■ ASSIGNMENT:
Your job with the data below: print everything from the line that holds "The run: energy" down to the line that holds "### The input", ends included, exactly, and nothing else.

■ MATERIAL PROVIDED:
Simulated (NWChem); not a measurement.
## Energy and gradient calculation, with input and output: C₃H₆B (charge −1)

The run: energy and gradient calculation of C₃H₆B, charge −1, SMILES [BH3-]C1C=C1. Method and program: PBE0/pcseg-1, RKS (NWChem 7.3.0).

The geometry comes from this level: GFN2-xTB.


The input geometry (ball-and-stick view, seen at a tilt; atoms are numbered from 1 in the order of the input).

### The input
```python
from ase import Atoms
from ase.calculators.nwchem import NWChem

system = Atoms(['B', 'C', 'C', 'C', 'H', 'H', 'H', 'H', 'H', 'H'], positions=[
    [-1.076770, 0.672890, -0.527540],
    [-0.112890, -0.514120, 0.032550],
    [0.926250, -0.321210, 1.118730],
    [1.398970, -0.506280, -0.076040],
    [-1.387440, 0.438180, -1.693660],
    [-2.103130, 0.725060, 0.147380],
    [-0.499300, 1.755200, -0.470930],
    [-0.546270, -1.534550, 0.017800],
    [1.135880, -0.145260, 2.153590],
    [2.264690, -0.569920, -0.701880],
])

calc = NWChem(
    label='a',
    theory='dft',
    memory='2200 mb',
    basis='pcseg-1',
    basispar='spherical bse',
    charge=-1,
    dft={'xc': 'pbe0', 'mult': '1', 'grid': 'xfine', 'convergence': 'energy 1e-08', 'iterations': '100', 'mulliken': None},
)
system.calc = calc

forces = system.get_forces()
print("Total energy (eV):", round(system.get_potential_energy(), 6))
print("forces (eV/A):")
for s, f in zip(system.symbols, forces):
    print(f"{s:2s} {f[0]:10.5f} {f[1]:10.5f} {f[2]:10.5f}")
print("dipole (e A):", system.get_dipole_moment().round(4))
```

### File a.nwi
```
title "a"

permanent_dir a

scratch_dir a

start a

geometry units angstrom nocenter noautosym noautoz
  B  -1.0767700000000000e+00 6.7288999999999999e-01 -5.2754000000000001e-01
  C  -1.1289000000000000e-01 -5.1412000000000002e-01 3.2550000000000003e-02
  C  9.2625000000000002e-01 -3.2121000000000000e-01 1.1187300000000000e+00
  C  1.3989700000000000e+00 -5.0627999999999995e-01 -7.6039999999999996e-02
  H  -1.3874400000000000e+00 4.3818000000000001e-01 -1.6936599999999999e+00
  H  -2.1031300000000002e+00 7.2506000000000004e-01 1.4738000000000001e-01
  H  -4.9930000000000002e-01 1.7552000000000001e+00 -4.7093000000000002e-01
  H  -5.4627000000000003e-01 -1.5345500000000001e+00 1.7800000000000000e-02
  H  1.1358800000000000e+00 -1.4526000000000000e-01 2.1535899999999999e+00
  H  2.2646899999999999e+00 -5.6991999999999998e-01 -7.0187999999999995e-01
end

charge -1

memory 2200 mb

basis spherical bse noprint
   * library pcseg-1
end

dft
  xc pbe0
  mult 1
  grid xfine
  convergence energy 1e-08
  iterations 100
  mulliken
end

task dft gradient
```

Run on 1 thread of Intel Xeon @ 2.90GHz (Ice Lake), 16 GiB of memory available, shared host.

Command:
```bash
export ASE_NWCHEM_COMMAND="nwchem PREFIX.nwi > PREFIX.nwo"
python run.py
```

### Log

■ PROBLEM SOLUTION:
The run: energy and gradient calculation of C₃H₆B, charge −1, SMILES [BH3-]C1C=C1. Method and program: PBE0/pcseg-1, RKS (NWChem 7.3.0).

The geometry comes from this level: GFN2-xTB.


The input geometry (ball-and-stick view, seen at a tilt; atoms are numbered from 1 in the order of the input).

### The input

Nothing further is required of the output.